Provided information below:

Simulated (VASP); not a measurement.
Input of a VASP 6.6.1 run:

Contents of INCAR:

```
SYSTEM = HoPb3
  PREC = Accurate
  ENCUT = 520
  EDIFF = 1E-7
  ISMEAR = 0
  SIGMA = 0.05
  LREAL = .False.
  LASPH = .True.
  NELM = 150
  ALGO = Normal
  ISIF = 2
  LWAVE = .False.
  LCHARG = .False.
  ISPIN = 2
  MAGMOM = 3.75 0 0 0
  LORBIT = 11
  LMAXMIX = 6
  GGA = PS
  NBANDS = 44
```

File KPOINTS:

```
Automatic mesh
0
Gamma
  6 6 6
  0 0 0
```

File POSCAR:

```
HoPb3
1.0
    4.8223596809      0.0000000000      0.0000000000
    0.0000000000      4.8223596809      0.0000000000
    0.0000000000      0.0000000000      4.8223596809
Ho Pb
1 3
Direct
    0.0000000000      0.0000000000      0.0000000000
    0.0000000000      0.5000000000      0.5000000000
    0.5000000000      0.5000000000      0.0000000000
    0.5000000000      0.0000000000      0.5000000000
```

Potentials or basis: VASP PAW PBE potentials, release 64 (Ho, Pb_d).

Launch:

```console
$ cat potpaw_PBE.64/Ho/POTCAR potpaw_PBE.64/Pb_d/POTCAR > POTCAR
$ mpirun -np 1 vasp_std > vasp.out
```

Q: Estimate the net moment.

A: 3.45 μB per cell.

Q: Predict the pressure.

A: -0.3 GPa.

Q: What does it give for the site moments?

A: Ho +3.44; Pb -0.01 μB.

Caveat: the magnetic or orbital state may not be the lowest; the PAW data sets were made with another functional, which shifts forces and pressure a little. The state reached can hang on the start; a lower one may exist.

End of Provided information.

• _Work order_: Using the data above, restate word for word the lines from its opening line through the line that contains "Q: What does it give for the site moments?", and no more.

• _Task output_:
Simulated (VASP); not a measurement.
Input of a VASP 6.6.1 run:

Contents of INCAR:

```
SYSTEM = HoPb3
  PREC = Accurate
  ENCUT = 520
  EDIFF = 1E-7
  ISMEAR = 0
  SIGMA = 0.05
  LREAL = .False.
  LASPH = .True.
  NELM = 150
  ALGO = Normal
  ISIF = 2
  LWAVE = .False.
  LCHARG = .False.
  ISPIN = 2
  MAGMOM = 3.75 0 0 0
  LORBIT = 11
  LMAXMIX = 6
  GGA = PS
  NBANDS = 44
```

File KPOINTS:

```
Automatic mesh
0
Gamma
  6 6 6
  0 0 0
```

File POSCAR:

```
HoPb3
1.0
    4.8223596809      0.0000000000      0.0000000000
    0.0000000000      4.8223596809      0.0000000000
    0.0000000000      0.0000000000      4.8223596809
Ho Pb
1 3
Direct
    0.0000000000      0.0000000000      0.0000000000
    0.0000000000      0.5000000000      0.5000000000
    0.5000000000      0.5000000000      0.0000000000
    0.5000000000      0.0000000000      0.5000000000
```

Potentials or basis: VASP PAW PBE potentials, release 64 (Ho, Pb_d).

Launch:

```console
$ cat potpaw_PBE.64/Ho/POTCAR potpaw_PBE.64/Pb_d/POTCAR > POTCAR
$ mpirun -np 1 vasp_std > vasp.out
```

Q: Estimate the net moment.

A: 3.45 μB per cell.

Q: Predict the pressure.

A: -0.3 GPa.

Q: What does it give for the site moments?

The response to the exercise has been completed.